▸ REQUIRED ACTION
Look through the listing below and write out exactly the lines from the line with "elements (eV/atom) |" to the line with "0.77 | -0.287 |", both included, and no others.

┄┄┄┄┄┄┄┄┄┄

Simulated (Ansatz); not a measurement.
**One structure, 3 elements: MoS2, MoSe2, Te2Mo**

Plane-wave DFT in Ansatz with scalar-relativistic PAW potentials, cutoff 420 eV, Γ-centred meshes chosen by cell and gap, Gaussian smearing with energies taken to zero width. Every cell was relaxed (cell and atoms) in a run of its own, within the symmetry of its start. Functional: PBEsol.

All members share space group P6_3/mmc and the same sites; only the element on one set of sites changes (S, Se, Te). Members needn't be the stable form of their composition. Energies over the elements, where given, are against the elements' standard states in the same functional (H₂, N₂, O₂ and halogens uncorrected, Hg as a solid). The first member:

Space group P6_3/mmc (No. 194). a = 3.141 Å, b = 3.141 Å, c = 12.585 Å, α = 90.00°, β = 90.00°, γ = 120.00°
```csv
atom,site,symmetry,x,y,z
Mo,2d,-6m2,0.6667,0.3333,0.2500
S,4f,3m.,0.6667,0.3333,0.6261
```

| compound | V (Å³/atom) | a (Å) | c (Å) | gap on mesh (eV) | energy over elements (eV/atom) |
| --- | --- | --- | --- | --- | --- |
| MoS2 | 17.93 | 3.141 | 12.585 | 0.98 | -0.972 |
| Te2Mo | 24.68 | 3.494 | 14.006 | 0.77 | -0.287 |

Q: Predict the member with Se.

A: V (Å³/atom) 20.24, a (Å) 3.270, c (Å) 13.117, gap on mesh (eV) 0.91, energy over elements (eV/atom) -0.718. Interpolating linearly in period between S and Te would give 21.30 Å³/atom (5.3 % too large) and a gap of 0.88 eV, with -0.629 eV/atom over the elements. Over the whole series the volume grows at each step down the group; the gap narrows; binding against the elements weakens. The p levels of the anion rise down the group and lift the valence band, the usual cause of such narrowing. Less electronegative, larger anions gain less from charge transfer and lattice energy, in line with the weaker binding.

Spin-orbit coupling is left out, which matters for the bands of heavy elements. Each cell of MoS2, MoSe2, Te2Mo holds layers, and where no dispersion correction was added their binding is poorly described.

┄┄┄┄┄┄┄┄┄┄

▸ TASK RESULT
| compound | V (Å³/atom) | a (Å) | c (Å) | gap on mesh (eV) | energy over elements (eV/atom) |
| --- | --- | --- | --- | --- | --- |
| MoS2 | 17.93 | 3.141 | 12.585 | 0.98 | -0.972 |
| Te2Mo | 24.68 | 3.494 | 14.006 | 0.77 | -0.287 |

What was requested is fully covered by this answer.